From the first line to the last, print the listing exactly.

════
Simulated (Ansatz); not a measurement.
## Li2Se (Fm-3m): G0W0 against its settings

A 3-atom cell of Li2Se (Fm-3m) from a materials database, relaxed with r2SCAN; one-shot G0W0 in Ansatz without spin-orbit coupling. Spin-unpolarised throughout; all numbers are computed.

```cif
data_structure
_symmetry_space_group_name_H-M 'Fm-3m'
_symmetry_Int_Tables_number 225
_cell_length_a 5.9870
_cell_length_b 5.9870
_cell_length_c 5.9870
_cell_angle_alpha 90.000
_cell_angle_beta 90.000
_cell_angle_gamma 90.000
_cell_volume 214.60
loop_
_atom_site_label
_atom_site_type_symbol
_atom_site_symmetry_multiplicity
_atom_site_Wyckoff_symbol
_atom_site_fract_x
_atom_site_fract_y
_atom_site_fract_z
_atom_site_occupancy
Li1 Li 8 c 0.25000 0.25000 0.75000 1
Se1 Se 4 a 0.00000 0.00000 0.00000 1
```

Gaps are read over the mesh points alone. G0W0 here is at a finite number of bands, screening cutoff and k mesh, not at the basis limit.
════

* **EXERCISE RESPONSE**
Simulated (Ansatz); not a measurement.
## Li2Se (Fm-3m): G0W0 against its settings

A 3-atom cell of Li2Se (Fm-3m) from a materials database, relaxed with r2SCAN; one-shot G0W0 in Ansatz without spin-orbit coupling. Spin-unpolarised throughout; all numbers are computed.

```cif
data_structure
_symmetry_space_group_name_H-M 'Fm-3m'
_symmetry_Int_Tables_number 225
_cell_length_a 5.9870
_cell_length_b 5.9870
_cell_length_c 5.9870
_cell_angle_alpha 90.000
_cell_angle_beta 90.000
_cell_angle_gamma 90.000
_cell_volume 214.60
loop_
_atom_site_label
_atom_site_type_symbol
_atom_site_symmetry_multiplicity
_atom_site_Wyckoff_symbol
_atom_site_fract_x
_atom_site_fract_y
_atom_site_fract_z
_atom_site_occupancy
Li1 Li 8 c 0.25000 0.25000 0.75000 1
Se1 Se 4 a 0.00000 0.00000 0.00000 1
```

Gaps are read over the mesh points alone. G0W0 here is at a finite number of bands, screening cutoff and k mesh, not at the basis limit.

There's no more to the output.